**WORK REQUEST**. Up to and including the line with "A first run", output the records exactly as they appear.

BEGIN ENTRIES SHOWN

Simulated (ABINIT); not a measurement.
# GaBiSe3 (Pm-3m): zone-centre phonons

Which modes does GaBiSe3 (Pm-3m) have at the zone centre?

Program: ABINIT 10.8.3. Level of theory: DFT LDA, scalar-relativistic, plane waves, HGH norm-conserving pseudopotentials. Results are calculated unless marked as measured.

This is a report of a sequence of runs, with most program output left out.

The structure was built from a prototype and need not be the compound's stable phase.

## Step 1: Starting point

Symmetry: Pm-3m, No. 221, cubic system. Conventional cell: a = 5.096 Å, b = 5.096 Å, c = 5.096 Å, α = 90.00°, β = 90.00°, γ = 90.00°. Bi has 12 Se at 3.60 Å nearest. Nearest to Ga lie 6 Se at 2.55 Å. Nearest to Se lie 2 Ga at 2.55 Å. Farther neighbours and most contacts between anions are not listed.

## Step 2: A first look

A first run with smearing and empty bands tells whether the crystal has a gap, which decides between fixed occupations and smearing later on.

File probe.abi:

END ENTRIES SHOWN

**RESPONSE AREA**.
Simulated (ABINIT); not a measurement.
# GaBiSe3 (Pm-3m): zone-centre phonons

Which modes does GaBiSe3 (Pm-3m) have at the zone centre?

Program: ABINIT 10.8.3. Level of theory: DFT LDA, scalar-relativistic, plane waves, HGH norm-conserving pseudopotentials. Results are calculated unless marked as measured.

This is a report of a sequence of runs, with most program output left out.

The structure was built from a prototype and need not be the compound's stable phase.

## Step 1: Starting point

Symmetry: Pm-3m, No. 221, cubic system. Conventional cell: a = 5.096 Å, b = 5.096 Å, c = 5.096 Å, α = 90.00°, β = 90.00°, γ = 90.00°. Bi has 12 Se at 3.60 Å nearest. Nearest to Ga lie 6 Se at 2.55 Å. Nearest to Se lie 2 Ga at 2.55 Å. Farther neighbours and most contacts between anions are not listed.

## Step 2: A first look

A first run with smearing and empty bands tells whether the crystal has a gap, which decides between fixed occupations and smearing later on.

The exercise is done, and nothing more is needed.